INFORMATION SHOWN Start Marker
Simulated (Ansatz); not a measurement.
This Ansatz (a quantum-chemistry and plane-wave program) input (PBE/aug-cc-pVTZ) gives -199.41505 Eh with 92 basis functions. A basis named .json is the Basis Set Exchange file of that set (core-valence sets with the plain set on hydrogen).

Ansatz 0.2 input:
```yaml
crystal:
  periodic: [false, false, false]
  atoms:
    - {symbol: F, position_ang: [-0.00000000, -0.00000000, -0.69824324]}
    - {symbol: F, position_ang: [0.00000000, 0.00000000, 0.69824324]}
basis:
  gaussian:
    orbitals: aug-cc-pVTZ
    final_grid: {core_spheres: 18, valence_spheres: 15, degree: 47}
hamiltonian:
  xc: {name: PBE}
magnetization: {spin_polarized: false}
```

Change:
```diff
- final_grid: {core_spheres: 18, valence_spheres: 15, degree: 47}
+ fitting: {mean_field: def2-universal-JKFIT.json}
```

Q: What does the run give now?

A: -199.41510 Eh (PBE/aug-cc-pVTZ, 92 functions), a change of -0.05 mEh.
INFORMATION SHOWN End Marker

* **EXERCISE**
Exactly as written above, please repeat the entries.

* **ANSWER SECTION**
Simulated (Ansatz); not a measurement.
This Ansatz (a quantum-chemistry and plane-wave program) input (PBE/aug-cc-pVTZ) gives -199.41505 Eh with 92 basis functions. A basis named .json is the Basis Set Exchange file of that set (core-valence sets with the plain set on hydrogen).

Ansatz 0.2 input:
```yaml
crystal:
  periodic: [false, false, false]
  atoms:
    - {symbol: F, position_ang: [-0.00000000, -0.00000000, -0.69824324]}
    - {symbol: F, position_ang: [0.00000000, 0.00000000, 0.69824324]}
basis:
  gaussian:
    orbitals: aug-cc-pVTZ
    final_grid: {core_spheres: 18, valence_spheres: 15, degree: 47}
hamiltonian:
  xc: {name: PBE}
magnetization: {spin_polarized: false}
```

Change:
```diff
- final_grid: {core_spheres: 18, valence_spheres: 15, degree: 47}
+ fitting: {mean_field: def2-universal-JKFIT.json}
```

Q: What does the run give now?

A: -199.41510 Eh (PBE/aug-cc-pVTZ, 92 functions), a change of -0.05 mEh.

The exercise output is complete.